+ + + + + + +

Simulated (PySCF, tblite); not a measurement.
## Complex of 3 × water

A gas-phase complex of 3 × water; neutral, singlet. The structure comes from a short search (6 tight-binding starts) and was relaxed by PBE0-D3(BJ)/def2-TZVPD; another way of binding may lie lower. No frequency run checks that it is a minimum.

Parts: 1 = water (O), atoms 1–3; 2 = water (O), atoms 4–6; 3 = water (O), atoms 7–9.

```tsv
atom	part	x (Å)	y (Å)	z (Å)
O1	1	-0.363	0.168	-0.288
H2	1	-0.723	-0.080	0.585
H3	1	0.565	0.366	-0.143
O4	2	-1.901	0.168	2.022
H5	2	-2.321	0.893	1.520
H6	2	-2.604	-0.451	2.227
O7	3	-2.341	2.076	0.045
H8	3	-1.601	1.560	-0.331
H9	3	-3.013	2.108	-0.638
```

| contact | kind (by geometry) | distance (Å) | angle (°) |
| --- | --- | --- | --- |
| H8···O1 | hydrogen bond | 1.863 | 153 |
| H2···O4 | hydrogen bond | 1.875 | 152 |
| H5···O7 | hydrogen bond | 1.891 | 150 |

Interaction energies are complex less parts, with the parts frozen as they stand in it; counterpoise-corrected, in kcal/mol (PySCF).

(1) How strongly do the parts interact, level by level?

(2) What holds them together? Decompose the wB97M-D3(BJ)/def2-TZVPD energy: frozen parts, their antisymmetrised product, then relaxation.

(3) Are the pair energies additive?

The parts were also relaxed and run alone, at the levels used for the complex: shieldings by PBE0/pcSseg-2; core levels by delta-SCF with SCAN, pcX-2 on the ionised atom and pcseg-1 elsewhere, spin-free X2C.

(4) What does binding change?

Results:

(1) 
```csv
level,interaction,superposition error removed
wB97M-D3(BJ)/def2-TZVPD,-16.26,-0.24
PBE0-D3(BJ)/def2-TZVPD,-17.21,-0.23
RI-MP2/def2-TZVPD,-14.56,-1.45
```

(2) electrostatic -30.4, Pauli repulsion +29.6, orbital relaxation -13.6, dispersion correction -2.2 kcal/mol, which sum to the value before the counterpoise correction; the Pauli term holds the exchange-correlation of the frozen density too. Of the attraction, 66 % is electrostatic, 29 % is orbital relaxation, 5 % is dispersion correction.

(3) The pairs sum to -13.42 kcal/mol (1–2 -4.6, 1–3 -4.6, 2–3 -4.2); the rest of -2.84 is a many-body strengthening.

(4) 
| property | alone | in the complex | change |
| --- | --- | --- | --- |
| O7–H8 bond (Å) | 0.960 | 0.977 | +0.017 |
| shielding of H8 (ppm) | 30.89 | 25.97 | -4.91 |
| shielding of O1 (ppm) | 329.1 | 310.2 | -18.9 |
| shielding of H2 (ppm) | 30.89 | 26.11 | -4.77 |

+ + + + + + +

## Work task
Using the material above, transcribe exactly the lines from the line with "The parts were" to the line with "310.2 | -18.9 |"; both count, and nothing else goes in.

## Exercise answer
The parts were also relaxed and run alone, at the levels used for the complex: shieldings by PBE0/pcSseg-2; core levels by delta-SCF with SCAN, pcX-2 on the ionised atom and pcseg-1 elsewhere, spin-free X2C.

(4) What does binding change?

Results:

(1) 
```csv
level,interaction,superposition error removed
wB97M-D3(BJ)/def2-TZVPD,-16.26,-0.24
PBE0-D3(BJ)/def2-TZVPD,-17.21,-0.23
RI-MP2/def2-TZVPD,-14.56,-1.45
```

(2) electrostatic -30.4, Pauli repulsion +29.6, orbital relaxation -13.6, dispersion correction -2.2 kcal/mol, which sum to the value before the counterpoise correction; the Pauli term holds the exchange-correlation of the frozen density too. Of the attraction, 66 % is electrostatic, 29 % is orbital relaxation, 5 % is dispersion correction.

(3) The pairs sum to -13.42 kcal/mol (1–2 -4.6, 1–3 -4.6, 2–3 -4.2); the rest of -2.84 is a many-body strengthening.

(4) 
| property | alone | in the complex | change |
| --- | --- | --- | --- |
| O7–H8 bond (Å) | 0.960 | 0.977 | +0.017 |
| shielding of H8 (ppm) | 30.89 | 25.97 | -4.91 |
| shielding of O1 (ppm) | 329.1 | 310.2 | -18.9 |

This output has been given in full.